..........

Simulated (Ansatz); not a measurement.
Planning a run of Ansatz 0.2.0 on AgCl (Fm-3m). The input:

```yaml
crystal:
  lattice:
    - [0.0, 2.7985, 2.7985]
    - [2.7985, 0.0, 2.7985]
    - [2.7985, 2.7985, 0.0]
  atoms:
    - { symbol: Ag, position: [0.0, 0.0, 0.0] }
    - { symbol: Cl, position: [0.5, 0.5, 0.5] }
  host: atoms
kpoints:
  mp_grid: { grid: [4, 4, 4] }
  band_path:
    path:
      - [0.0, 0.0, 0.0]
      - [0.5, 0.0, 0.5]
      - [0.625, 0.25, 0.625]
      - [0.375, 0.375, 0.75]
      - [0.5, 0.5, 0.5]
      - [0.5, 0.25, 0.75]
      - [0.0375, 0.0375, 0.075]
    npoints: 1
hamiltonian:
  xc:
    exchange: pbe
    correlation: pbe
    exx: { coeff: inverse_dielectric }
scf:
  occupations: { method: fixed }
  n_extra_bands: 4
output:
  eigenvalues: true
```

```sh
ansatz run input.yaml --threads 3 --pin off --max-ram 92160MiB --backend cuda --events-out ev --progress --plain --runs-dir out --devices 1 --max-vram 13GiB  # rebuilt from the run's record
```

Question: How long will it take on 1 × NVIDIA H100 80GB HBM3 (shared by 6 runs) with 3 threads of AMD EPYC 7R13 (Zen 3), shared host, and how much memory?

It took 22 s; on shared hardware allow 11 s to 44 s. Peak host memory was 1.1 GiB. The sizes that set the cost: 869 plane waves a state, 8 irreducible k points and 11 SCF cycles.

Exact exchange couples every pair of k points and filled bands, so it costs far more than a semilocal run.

..........

● **ACTIVITY**:
The answer should be the full set of records, reproduced exactly.

● **RESPONSE**:
Simulated (Ansatz); not a measurement.
Planning a run of Ansatz 0.2.0 on AgCl (Fm-3m). The input:

```yaml
crystal:
  lattice:
    - [0.0, 2.7985, 2.7985]
    - [2.7985, 0.0, 2.7985]
    - [2.7985, 2.7985, 0.0]
  atoms:
    - { symbol: Ag, position: [0.0, 0.0, 0.0] }
    - { symbol: Cl, position: [0.5, 0.5, 0.5] }
  host: atoms
kpoints:
  mp_grid: { grid: [4, 4, 4] }
  band_path:
    path:
      - [0.0, 0.0, 0.0]
      - [0.5, 0.0, 0.5]
      - [0.625, 0.25, 0.625]
      - [0.375, 0.375, 0.75]
      - [0.5, 0.5, 0.5]
      - [0.5, 0.25, 0.75]
      - [0.0375, 0.0375, 0.075]
    npoints: 1
hamiltonian:
  xc:
    exchange: pbe
    correlation: pbe
    exx: { coeff: inverse_dielectric }
scf:
  occupations: { method: fixed }
  n_extra_bands: 4
output:
  eigenvalues: true
```

```sh
ansatz run input.yaml --threads 3 --pin off --max-ram 92160MiB --backend cuda --events-out ev --progress --plain --runs-dir out --devices 1 --max-vram 13GiB  # rebuilt from the run's record
```

Question: How long will it take on 1 × NVIDIA H100 80GB HBM3 (shared by 6 runs) with 3 threads of AMD EPYC 7R13 (Zen 3), shared host, and how much memory?

It took 22 s; on shared hardware allow 11 s to 44 s. Peak host memory was 1.1 GiB. The sizes that set the cost: 869 plane waves a state, 8 irreducible k points and 11 SCF cycles.

Exact exchange couples every pair of k points and filled bands, so it costs far more than a semilocal run.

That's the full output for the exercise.